== SUPPLIED ENTRIES ==
==*==
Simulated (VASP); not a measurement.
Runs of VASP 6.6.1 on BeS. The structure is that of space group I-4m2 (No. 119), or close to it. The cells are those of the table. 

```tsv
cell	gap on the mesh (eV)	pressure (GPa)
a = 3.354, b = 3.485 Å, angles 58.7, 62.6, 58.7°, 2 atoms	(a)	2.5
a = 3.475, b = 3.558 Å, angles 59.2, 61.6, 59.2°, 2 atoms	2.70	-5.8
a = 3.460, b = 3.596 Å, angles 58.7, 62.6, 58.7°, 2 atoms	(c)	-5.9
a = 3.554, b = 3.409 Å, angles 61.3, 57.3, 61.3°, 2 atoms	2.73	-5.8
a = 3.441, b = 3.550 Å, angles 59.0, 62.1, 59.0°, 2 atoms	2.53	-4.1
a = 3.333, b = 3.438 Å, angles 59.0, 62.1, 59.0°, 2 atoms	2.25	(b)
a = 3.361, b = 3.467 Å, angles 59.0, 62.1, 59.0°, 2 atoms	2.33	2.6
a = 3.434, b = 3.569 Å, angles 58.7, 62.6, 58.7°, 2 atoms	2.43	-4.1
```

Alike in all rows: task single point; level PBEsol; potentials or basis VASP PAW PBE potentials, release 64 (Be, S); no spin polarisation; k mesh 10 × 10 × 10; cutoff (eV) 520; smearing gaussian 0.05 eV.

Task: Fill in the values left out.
==*==

== ACTION ITEM ==
Reproduce all of the entries word for word. Omit nothing.

== RESPONSE AREA ==
Simulated (VASP); not a measurement.
Runs of VASP 6.6.1 on BeS. The structure is that of space group I-4m2 (No. 119), or close to it. The cells are those of the table. 

```tsv
cell	gap on the mesh (eV)	pressure (GPa)
a = 3.354, b = 3.485 Å, angles 58.7, 62.6, 58.7°, 2 atoms	(a)	2.5
a = 3.475, b = 3.558 Å, angles 59.2, 61.6, 59.2°, 2 atoms	2.70	-5.8
a = 3.460, b = 3.596 Å, angles 58.7, 62.6, 58.7°, 2 atoms	(c)	-5.9
a = 3.554, b = 3.409 Å, angles 61.3, 57.3, 61.3°, 2 atoms	2.73	-5.8
a = 3.441, b = 3.550 Å, angles 59.0, 62.1, 59.0°, 2 atoms	2.53	-4.1
a = 3.333, b = 3.438 Å, angles 59.0, 62.1, 59.0°, 2 atoms	2.25	(b)
a = 3.361, b = 3.467 Å, angles 59.0, 62.1, 59.0°, 2 atoms	2.33	2.6
a = 3.434, b = 3.569 Å, angles 58.7, 62.6, 58.7°, 2 atoms	2.43	-4.1
```

Alike in all rows: task single point; level PBEsol; potentials or basis VASP PAW PBE potentials, release 64 (Be, S); no spin polarisation; k mesh 10 × 10 × 10; cutoff (eV) 520; smearing gaussian 0.05 eV.

Task: Fill in the values left out.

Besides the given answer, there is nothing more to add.